▶ _Assignment_:
The lines wanted run from the first one below through the one with "The cell is a database's computed one.". Return them exactly.

▶ _Available data_:
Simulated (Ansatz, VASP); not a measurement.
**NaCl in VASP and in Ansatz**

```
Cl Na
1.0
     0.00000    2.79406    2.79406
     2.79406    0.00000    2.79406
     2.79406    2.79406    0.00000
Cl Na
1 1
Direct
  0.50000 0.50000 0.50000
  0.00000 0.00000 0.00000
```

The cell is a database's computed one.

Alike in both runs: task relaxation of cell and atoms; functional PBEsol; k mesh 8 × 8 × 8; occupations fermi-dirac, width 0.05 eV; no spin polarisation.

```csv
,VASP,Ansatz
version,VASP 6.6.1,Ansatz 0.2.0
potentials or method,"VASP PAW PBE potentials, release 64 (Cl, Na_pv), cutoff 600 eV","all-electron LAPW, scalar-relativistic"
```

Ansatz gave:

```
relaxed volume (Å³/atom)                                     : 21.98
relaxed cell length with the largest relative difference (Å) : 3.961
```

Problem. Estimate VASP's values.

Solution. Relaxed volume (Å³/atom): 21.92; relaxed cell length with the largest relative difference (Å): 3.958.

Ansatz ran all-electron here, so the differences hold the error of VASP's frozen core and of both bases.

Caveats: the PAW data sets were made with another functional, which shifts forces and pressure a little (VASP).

▶ _Task solution_:
Simulated (Ansatz, VASP); not a measurement.
**NaCl in VASP and in Ansatz**

```
Cl Na
1.0
     0.00000    2.79406    2.79406
     2.79406    0.00000    2.79406
     2.79406    2.79406    0.00000
Cl Na
1 1
Direct
  0.50000 0.50000 0.50000
  0.00000 0.00000 0.00000
```

The cell is a database's computed one.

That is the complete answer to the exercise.